## Extracted entries
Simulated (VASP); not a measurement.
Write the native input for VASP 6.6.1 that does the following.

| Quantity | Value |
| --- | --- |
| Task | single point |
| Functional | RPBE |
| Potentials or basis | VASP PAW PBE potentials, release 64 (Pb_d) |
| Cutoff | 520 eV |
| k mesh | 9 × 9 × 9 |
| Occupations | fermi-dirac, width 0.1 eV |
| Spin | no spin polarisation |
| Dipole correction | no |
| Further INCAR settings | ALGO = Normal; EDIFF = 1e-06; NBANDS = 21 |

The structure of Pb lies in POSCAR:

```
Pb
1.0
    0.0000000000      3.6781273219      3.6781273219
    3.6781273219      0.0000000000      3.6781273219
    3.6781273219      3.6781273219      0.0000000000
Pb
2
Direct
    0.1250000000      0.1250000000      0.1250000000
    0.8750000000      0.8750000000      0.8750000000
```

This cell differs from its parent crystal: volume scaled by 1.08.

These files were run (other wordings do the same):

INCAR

## Required action
Write out word for word only the lines from the start of the entries down to the line with "Cutoff | 520 eV |", please, including both ends.

## Exercise answer
Simulated (VASP); not a measurement.
Write the native input for VASP 6.6.1 that does the following.

| Quantity | Value |
| --- | --- |
| Task | single point |
| Functional | RPBE |
| Potentials or basis | VASP PAW PBE potentials, release 64 (Pb_d) |
| Cutoff | 520 eV |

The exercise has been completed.